*ACTION ITEM*. Print the records exactly. Miss nothing.

•••

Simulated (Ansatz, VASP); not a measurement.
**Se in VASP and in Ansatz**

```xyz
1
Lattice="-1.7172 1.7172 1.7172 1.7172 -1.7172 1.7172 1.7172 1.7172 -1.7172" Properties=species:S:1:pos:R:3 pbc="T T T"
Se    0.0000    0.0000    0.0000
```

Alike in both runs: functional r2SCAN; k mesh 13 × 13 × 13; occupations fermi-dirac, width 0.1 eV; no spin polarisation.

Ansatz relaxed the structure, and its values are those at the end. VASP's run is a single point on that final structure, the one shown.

•••

*EXERCISE OUTPUT*.
Simulated (Ansatz, VASP); not a measurement.
**Se in VASP and in Ansatz**

```xyz
1
Lattice="-1.7172 1.7172 1.7172 1.7172 -1.7172 1.7172 1.7172 1.7172 -1.7172" Properties=species:S:1:pos:R:3 pbc="T T T"
Se    0.0000    0.0000    0.0000
```

Alike in both runs: functional r2SCAN; k mesh 13 × 13 × 13; occupations fermi-dirac, width 0.1 eV; no spin polarisation.

Ansatz relaxed the structure, and its values are those at the end. VASP's run is a single point on that final structure, the one shown.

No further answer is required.